::: STUDY MATERIAL :::

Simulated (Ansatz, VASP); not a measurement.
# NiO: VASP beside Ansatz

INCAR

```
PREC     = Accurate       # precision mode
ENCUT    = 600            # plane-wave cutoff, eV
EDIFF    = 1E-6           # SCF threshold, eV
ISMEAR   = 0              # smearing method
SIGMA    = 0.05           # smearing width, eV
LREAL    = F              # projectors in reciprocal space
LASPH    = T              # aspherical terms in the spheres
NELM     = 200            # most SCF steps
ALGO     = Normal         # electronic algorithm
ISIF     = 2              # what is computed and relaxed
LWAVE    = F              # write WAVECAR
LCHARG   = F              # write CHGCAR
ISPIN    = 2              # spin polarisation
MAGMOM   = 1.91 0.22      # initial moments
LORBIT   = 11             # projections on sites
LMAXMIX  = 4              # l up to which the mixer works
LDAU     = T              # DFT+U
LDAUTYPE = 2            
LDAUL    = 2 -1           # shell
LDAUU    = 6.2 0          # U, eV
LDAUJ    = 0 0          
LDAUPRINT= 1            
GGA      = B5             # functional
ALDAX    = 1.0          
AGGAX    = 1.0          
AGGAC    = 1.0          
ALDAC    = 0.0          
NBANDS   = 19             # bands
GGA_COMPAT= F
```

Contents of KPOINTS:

:::

### WORK TASK
From the first line to the last, repeat the records exactly.

### TASK RESPONSE
Simulated (Ansatz, VASP); not a measurement.
# NiO: VASP beside Ansatz

INCAR

```
PREC     = Accurate       # precision mode
ENCUT    = 600            # plane-wave cutoff, eV
EDIFF    = 1E-6           # SCF threshold, eV
ISMEAR   = 0              # smearing method
SIGMA    = 0.05           # smearing width, eV
LREAL    = F              # projectors in reciprocal space
LASPH    = T              # aspherical terms in the spheres
NELM     = 200            # most SCF steps
ALGO     = Normal         # electronic algorithm
ISIF     = 2              # what is computed and relaxed
LWAVE    = F              # write WAVECAR
LCHARG   = F              # write CHGCAR
ISPIN    = 2              # spin polarisation
MAGMOM   = 1.91 0.22      # initial moments
LORBIT   = 11             # projections on sites
LMAXMIX  = 4              # l up to which the mixer works
LDAU     = T              # DFT+U
LDAUTYPE = 2            
LDAUL    = 2 -1           # shell
LDAUU    = 6.2 0          # U, eV
LDAUJ    = 0 0          
LDAUPRINT= 1            
GGA      = B5             # functional
ALDAX    = 1.0          
AGGAX    = 1.0          
AGGAC    = 1.0          
ALDAC    = 0.0          
NBANDS   = 19             # bands
GGA_COMPAT= F
```

Contents of KPOINTS:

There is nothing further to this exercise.